**Task item**
Print the full listing below exactly, keeping every character as it stands.

*** Data shown ***
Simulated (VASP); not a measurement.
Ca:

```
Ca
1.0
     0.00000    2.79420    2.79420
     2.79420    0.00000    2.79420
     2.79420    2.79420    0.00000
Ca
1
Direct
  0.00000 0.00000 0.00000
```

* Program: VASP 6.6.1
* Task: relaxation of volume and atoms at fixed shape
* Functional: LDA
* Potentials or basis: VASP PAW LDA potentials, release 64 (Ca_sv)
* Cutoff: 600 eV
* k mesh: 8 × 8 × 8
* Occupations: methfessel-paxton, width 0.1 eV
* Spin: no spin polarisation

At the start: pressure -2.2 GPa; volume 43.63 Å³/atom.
*** End of Data shown ***

**Response**
Simulated (VASP); not a measurement.
Ca:

```
Ca
1.0
     0.00000    2.79420    2.79420
     2.79420    0.00000    2.79420
     2.79420    2.79420    0.00000
Ca
1
Direct
  0.00000 0.00000 0.00000
```

* Program: VASP 6.6.1
* Task: relaxation of volume and atoms at fixed shape
* Functional: LDA
* Potentials or basis: VASP PAW LDA potentials, release 64 (Ca_sv)
* Cutoff: 600 eV
* k mesh: 8 × 8 × 8
* Occupations: methfessel-paxton, width 0.1 eV
* Spin: no spin polarisation

At the start: pressure -2.2 GPa; volume 43.63 Å³/atom.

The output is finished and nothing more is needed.